** EXTRACTED MATERIAL **
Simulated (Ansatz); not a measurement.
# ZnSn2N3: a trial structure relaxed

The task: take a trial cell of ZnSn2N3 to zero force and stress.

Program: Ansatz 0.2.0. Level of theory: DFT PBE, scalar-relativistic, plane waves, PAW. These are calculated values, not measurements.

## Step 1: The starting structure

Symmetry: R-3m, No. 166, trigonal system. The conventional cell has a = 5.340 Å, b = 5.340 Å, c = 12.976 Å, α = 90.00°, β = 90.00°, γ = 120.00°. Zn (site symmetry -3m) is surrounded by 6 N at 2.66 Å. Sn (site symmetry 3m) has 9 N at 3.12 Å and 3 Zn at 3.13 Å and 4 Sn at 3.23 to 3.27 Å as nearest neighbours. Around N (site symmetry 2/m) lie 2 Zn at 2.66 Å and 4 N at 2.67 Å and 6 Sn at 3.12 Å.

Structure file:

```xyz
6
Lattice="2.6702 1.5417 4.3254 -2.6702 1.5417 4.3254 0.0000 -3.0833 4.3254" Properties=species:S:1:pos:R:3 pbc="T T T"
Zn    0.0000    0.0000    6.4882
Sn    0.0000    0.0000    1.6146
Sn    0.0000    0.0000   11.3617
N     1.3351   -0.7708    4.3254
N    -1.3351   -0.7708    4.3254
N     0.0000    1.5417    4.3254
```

** REQUIRED ACTION **
All the entries above need to be repeated word for word.

** SOLUTION **
Simulated (Ansatz); not a measurement.
# ZnSn2N3: a trial structure relaxed

The task: take a trial cell of ZnSn2N3 to zero force and stress.

Program: Ansatz 0.2.0. Level of theory: DFT PBE, scalar-relativistic, plane waves, PAW. These are calculated values, not measurements.

## Step 1: The starting structure

Symmetry: R-3m, No. 166, trigonal system. The conventional cell has a = 5.340 Å, b = 5.340 Å, c = 12.976 Å, α = 90.00°, β = 90.00°, γ = 120.00°. Zn (site symmetry -3m) is surrounded by 6 N at 2.66 Å. Sn (site symmetry 3m) has 9 N at 3.12 Å and 3 Zn at 3.13 Å and 4 Sn at 3.23 to 3.27 Å as nearest neighbours. Around N (site symmetry 2/m) lie 2 Zn at 2.66 Å and 4 N at 2.67 Å and 6 Sn at 3.12 Å.

Structure file:

```xyz
6
Lattice="2.6702 1.5417 4.3254 -2.6702 1.5417 4.3254 0.0000 -3.0833 4.3254" Properties=species:S:1:pos:R:3 pbc="T T T"
Zn    0.0000    0.0000    6.4882
Sn    0.0000    0.0000    1.6146
Sn    0.0000    0.0000   11.3617
N     1.3351   -0.7708    4.3254
N    -1.3351   -0.7708    4.3254
N     0.0000    1.5417    4.3254
```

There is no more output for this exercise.